- [Material shown]:
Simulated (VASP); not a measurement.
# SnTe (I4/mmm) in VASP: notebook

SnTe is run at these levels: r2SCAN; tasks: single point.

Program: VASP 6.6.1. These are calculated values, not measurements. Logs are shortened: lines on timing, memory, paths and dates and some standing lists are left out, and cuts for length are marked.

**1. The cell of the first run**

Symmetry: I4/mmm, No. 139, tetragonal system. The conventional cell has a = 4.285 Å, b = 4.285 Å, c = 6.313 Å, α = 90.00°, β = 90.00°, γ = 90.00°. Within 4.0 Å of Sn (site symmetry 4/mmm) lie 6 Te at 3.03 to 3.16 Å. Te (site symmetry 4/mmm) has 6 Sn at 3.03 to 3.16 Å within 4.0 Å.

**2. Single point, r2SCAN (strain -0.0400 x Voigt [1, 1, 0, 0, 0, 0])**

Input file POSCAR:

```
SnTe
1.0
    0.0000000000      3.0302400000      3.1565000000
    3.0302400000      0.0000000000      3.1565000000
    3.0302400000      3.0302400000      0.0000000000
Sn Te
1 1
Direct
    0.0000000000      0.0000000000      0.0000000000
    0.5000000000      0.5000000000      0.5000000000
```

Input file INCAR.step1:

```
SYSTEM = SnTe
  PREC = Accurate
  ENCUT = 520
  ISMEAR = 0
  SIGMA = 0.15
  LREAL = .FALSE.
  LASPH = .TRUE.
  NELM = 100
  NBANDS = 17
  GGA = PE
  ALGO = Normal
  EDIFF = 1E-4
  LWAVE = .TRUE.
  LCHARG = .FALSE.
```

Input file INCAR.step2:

- [Action item]: Repeat the records exactly, including every line.

- [Task response]:
Simulated (VASP); not a measurement.
# SnTe (I4/mmm) in VASP: notebook

SnTe is run at these levels: r2SCAN; tasks: single point.

Program: VASP 6.6.1. These are calculated values, not measurements. Logs are shortened: lines on timing, memory, paths and dates and some standing lists are left out, and cuts for length are marked.

**1. The cell of the first run**

Symmetry: I4/mmm, No. 139, tetragonal system. The conventional cell has a = 4.285 Å, b = 4.285 Å, c = 6.313 Å, α = 90.00°, β = 90.00°, γ = 90.00°. Within 4.0 Å of Sn (site symmetry 4/mmm) lie 6 Te at 3.03 to 3.16 Å. Te (site symmetry 4/mmm) has 6 Sn at 3.03 to 3.16 Å within 4.0 Å.

**2. Single point, r2SCAN (strain -0.0400 x Voigt [1, 1, 0, 0, 0, 0])**

Input file POSCAR:

```
SnTe
1.0
    0.0000000000      3.0302400000      3.1565000000
    3.0302400000      0.0000000000      3.1565000000
    3.0302400000      3.0302400000      0.0000000000
Sn Te
1 1
Direct
    0.0000000000      0.0000000000      0.0000000000
    0.5000000000      0.5000000000      0.5000000000
```

Input file INCAR.step1:

```
SYSTEM = SnTe
  PREC = Accurate
  ENCUT = 520
  ISMEAR = 0
  SIGMA = 0.15
  LREAL = .FALSE.
  LASPH = .TRUE.
  NELM = 100
  NBANDS = 17
  GGA = PE
  ALGO = Normal
  EDIFF = 1E-4
  LWAVE = .TRUE.
  LCHARG = .FALSE.
```

Input file INCAR.step2:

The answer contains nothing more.